▶ [Required action]:
Write every line of the following listing exactly as it reads.

▶ [Data for review]:
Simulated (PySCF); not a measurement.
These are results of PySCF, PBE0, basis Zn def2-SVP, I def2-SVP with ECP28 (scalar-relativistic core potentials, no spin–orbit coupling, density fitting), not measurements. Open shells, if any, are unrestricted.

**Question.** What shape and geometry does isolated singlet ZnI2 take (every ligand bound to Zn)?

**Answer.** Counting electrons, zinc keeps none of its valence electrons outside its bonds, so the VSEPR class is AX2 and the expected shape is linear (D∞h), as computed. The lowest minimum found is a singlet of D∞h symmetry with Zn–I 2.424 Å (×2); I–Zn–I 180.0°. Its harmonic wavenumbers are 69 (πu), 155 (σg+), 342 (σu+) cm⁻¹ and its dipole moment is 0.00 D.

▶ [Task answer]:
Simulated (PySCF); not a measurement.
These are results of PySCF, PBE0, basis Zn def2-SVP, I def2-SVP with ECP28 (scalar-relativistic core potentials, no spin–orbit coupling, density fitting), not measurements. Open shells, if any, are unrestricted.

**Question.** What shape and geometry does isolated singlet ZnI2 take (every ligand bound to Zn)?

**Answer.** Counting electrons, zinc keeps none of its valence electrons outside its bonds, so the VSEPR class is AX2 and the expected shape is linear (D∞h), as computed. The lowest minimum found is a singlet of D∞h symmetry with Zn–I 2.424 Å (×2); I–Zn–I 180.0°. Its harmonic wavenumbers are 69 (πu), 155 (σg+), 342 (σu+) cm⁻¹ and its dipole moment is 0.00 D.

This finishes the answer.